| EXERCISE |
Return each line of the material below exactly. Begin at the first and end on the line with "Method: DFT PBEsol, scalar-relativistic, plane".

++++++++++

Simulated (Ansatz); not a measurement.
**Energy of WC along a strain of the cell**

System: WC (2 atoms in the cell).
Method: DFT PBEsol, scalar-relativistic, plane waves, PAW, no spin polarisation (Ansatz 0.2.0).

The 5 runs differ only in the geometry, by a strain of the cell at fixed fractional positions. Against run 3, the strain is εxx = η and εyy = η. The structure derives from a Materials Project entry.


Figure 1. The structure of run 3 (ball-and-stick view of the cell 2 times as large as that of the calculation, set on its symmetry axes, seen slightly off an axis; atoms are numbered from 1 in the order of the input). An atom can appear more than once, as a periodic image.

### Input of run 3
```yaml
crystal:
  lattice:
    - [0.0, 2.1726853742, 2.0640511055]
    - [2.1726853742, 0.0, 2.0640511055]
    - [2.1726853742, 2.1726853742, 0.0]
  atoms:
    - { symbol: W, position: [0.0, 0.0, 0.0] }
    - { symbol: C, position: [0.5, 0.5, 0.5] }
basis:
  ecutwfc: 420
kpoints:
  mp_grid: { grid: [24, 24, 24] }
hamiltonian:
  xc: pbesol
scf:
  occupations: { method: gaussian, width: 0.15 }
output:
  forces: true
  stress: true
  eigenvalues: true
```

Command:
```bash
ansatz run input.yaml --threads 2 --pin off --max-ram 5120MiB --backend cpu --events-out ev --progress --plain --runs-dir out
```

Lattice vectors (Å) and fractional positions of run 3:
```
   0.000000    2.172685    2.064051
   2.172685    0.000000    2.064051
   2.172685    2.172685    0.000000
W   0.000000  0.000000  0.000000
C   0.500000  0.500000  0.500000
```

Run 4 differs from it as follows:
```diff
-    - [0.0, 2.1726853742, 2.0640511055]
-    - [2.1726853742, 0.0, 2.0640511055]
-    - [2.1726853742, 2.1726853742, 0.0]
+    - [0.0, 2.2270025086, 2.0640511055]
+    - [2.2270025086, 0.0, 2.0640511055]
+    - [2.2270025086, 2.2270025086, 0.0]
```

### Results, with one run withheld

++++++++++

| TASK RESPONSE |
Simulated (Ansatz); not a measurement.
**Energy of WC along a strain of the cell**

System: WC (2 atoms in the cell).
Method: DFT PBEsol, scalar-relativistic, plane waves, PAW, no spin polarisation (Ansatz 0.2.0).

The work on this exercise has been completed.